◆ **Work instruction**: Return all of the entries exactly as written.

◆ ◆ ◆ ◆ ◆ ◆ ◆

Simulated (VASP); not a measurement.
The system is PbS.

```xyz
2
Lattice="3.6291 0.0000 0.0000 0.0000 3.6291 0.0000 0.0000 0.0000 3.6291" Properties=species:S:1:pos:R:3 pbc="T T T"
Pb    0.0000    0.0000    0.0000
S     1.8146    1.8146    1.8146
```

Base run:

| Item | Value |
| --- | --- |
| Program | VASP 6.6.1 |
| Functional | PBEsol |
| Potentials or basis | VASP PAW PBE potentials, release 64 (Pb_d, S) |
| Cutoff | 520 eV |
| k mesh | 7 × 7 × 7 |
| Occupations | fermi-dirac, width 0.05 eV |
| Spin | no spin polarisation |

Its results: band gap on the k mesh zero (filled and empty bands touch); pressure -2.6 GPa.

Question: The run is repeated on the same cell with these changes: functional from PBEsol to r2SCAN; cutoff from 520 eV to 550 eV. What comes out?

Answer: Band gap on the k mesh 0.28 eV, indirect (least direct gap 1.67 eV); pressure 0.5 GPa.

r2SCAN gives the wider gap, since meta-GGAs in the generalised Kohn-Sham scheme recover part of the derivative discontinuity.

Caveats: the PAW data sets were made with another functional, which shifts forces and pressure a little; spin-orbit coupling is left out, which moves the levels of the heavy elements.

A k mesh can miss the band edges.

◆ ◆ ◆ ◆ ◆ ◆ ◆

◆ **Written reply**:
Simulated (VASP); not a measurement.
The system is PbS.

```xyz
2
Lattice="3.6291 0.0000 0.0000 0.0000 3.6291 0.0000 0.0000 0.0000 3.6291" Properties=species:S:1:pos:R:3 pbc="T T T"
Pb    0.0000    0.0000    0.0000
S     1.8146    1.8146    1.8146
```

Base run:

| Item | Value |
| --- | --- |
| Program | VASP 6.6.1 |
| Functional | PBEsol |
| Potentials or basis | VASP PAW PBE potentials, release 64 (Pb_d, S) |
| Cutoff | 520 eV |
| k mesh | 7 × 7 × 7 |
| Occupations | fermi-dirac, width 0.05 eV |
| Spin | no spin polarisation |

Its results: band gap on the k mesh zero (filled and empty bands touch); pressure -2.6 GPa.

Question: The run is repeated on the same cell with these changes: functional from PBEsol to r2SCAN; cutoff from 520 eV to 550 eV. What comes out?

Answer: Band gap on the k mesh 0.28 eV, indirect (least direct gap 1.67 eV); pressure 0.5 GPa.

r2SCAN gives the wider gap, since meta-GGAs in the generalised Kohn-Sham scheme recover part of the derivative discontinuity.

Caveats: the PAW data sets were made with another functional, which shifts forces and pressure a little; spin-orbit coupling is left out, which moves the levels of the heavy elements.

A k mesh can miss the band edges.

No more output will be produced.